Supplied data below:

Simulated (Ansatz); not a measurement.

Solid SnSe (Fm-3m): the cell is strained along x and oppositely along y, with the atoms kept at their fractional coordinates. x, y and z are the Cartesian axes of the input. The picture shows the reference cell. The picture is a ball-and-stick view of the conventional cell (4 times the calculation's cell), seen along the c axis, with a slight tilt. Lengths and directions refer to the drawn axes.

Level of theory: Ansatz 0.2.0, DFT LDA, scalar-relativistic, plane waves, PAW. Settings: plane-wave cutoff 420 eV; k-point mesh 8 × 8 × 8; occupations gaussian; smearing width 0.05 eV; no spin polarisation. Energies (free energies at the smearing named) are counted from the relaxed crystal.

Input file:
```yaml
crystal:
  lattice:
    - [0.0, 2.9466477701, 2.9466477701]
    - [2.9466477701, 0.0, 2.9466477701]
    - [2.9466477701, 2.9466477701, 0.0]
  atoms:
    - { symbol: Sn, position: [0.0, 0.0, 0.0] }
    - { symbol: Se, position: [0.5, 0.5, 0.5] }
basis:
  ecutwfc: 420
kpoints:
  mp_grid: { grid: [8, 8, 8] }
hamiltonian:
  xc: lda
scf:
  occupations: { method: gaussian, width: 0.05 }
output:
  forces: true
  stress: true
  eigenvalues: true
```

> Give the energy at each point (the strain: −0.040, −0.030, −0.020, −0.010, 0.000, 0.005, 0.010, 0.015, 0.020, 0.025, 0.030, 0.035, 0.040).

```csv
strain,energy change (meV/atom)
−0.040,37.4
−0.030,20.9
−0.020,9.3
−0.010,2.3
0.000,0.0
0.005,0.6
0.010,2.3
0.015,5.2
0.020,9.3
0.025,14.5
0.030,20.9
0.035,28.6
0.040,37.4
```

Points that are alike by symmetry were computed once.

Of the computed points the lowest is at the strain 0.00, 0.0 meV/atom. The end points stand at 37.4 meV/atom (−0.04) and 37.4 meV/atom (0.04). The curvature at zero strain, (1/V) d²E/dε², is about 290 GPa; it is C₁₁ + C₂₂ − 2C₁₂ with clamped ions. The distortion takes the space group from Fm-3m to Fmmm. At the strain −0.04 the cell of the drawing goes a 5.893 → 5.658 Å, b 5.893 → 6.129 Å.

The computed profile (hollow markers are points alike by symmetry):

End of Supplied data.

__Work task__. Lines after the one containing "Solid SnSe (Fm-3m): the" are not part of the task. Output the entries exactly from their first line through that one.

__Answer section__.
Simulated (Ansatz); not a measurement.

Solid SnSe (Fm-3m): the cell is strained along x and oppositely along y, with the atoms kept at their fractional coordinates. x, y and z are the Cartesian axes of the input. The picture shows the reference cell. The picture is a ball-and-stick view of the conventional cell (4 times the calculation's cell), seen along the c axis, with a slight tilt. Lengths and directions refer to the drawn axes.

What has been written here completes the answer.